Required action:
Could you reproduce all of the following entries exactly?

= Beginning of Section =

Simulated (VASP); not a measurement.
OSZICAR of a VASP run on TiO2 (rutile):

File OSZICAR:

= End of Section =

Answer section:
Simulated (VASP); not a measurement.
OSZICAR of a VASP run on TiO2 (rutile):

File OSZICAR:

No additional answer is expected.